**Work request:** Only these lines of the data below are wanted: the one with "Alike in both", the one with "PAW, scalar-relativistic |", and any lines between them, each repeated exactly.

▬▬▬▬▬▬

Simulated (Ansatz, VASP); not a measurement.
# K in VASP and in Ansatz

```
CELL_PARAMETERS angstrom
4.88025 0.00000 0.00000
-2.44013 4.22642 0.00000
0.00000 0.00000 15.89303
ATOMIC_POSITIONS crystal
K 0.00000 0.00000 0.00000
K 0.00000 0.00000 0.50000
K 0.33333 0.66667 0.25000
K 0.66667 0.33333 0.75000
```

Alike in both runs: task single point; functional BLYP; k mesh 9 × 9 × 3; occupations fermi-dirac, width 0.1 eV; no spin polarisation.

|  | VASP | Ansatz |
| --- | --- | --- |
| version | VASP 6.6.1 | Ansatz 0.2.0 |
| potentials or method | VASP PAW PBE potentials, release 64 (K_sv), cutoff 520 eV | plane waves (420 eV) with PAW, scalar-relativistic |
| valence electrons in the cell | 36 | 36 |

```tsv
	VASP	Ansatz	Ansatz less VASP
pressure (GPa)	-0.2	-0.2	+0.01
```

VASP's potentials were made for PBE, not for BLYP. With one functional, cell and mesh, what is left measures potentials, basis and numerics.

▬▬▬▬▬▬

**Task output:**
Alike in both runs: task single point; functional BLYP; k mesh 9 × 9 × 3; occupations fermi-dirac, width 0.1 eV; no spin polarisation.

|  | VASP | Ansatz |
| --- | --- | --- |
| version | VASP 6.6.1 | Ansatz 0.2.0 |
| potentials or method | VASP PAW PBE potentials, release 64 (K_sv), cutoff 520 eV | plane waves (420 eV) with PAW, scalar-relativistic |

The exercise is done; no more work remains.